-------- Entries shown --------

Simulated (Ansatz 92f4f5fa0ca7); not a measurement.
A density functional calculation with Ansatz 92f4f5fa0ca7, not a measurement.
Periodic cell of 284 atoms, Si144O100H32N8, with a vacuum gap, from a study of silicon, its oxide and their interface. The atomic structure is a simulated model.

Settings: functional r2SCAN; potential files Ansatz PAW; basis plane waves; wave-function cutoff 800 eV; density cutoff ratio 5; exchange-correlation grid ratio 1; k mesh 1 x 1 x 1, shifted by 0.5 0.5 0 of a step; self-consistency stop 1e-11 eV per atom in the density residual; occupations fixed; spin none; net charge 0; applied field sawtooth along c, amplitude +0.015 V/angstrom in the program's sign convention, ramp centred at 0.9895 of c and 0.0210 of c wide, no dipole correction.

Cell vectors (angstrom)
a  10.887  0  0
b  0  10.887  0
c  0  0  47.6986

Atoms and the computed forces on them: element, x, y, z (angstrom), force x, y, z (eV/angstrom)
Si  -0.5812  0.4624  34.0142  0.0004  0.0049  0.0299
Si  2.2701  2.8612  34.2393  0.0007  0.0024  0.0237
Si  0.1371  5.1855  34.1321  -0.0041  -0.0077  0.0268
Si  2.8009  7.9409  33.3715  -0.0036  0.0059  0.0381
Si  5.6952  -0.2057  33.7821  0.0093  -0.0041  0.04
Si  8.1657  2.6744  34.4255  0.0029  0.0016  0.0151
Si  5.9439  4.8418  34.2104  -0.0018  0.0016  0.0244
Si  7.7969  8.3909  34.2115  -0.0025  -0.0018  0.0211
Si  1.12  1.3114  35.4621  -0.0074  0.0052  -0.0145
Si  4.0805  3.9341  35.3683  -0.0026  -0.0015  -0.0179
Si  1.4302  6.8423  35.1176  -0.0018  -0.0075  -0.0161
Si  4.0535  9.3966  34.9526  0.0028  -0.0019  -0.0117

--------

Action item: Exactly as they appear, copy the lines of the listing above from the first through the one that contains "Periodic cell of", and nothing more.

Answer space:
Simulated (Ansatz 92f4f5fa0ca7); not a measurement.
A density functional calculation with Ansatz 92f4f5fa0ca7, not a measurement.
Periodic cell of 284 atoms, Si144O100H32N8, with a vacuum gap, from a study of silicon, its oxide and their interface. The atomic structure is a simulated model.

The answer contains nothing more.